§ RECORD EXCERPTS
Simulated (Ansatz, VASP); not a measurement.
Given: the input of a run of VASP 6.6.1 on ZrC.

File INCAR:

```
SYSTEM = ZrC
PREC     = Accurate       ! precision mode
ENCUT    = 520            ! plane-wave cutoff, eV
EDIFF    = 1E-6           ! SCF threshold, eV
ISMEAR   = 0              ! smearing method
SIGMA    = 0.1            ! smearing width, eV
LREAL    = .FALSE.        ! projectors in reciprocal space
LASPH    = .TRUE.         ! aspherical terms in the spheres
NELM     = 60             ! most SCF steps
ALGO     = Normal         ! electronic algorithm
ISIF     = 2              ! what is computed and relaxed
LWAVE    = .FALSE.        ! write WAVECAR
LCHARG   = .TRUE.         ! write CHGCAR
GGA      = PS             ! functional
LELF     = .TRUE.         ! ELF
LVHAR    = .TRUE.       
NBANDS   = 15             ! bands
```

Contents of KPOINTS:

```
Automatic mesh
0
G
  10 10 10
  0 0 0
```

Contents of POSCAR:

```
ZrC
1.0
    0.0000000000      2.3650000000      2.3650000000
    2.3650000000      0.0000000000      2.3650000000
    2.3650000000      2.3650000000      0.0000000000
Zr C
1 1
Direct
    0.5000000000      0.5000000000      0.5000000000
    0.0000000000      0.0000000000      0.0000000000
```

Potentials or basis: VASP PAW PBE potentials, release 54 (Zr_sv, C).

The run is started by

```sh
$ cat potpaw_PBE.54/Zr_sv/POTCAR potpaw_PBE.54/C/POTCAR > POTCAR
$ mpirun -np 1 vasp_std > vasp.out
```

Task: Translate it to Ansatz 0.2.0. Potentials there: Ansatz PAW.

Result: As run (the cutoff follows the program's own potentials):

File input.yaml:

§ ASSIGNMENT
Restate the data verbatim through the "Result: As run" line.

§ EXERCISE OUTPUT
Simulated (Ansatz, VASP); not a measurement.
Given: the input of a run of VASP 6.6.1 on ZrC.

File INCAR:

```
SYSTEM = ZrC
PREC     = Accurate       ! precision mode
ENCUT    = 520            ! plane-wave cutoff, eV
EDIFF    = 1E-6           ! SCF threshold, eV
ISMEAR   = 0              ! smearing method
SIGMA    = 0.1            ! smearing width, eV
LREAL    = .FALSE.        ! projectors in reciprocal space
LASPH    = .TRUE.         ! aspherical terms in the spheres
NELM     = 60             ! most SCF steps
ALGO     = Normal         ! electronic algorithm
ISIF     = 2              ! what is computed and relaxed
LWAVE    = .FALSE.        ! write WAVECAR
LCHARG   = .TRUE.         ! write CHGCAR
GGA      = PS             ! functional
LELF     = .TRUE.         ! ELF
LVHAR    = .TRUE.       
NBANDS   = 15             ! bands
```

Contents of KPOINTS:

```
Automatic mesh
0
G
  10 10 10
  0 0 0
```

Contents of POSCAR:

```
ZrC
1.0
    0.0000000000      2.3650000000      2.3650000000
    2.3650000000      0.0000000000      2.3650000000
    2.3650000000      2.3650000000      0.0000000000
Zr C
1 1
Direct
    0.5000000000      0.5000000000      0.5000000000
    0.0000000000      0.0000000000      0.0000000000
```

Potentials or basis: VASP PAW PBE potentials, release 54 (Zr_sv, C).

The run is started by

```sh
$ cat potpaw_PBE.54/Zr_sv/POTCAR potpaw_PBE.54/C/POTCAR > POTCAR
$ mpirun -np 1 vasp_std > vasp.out
```

Task: Translate it to Ansatz 0.2.0. Potentials there: Ansatz PAW.

Result: As run (the cutoff follows the program's own potentials):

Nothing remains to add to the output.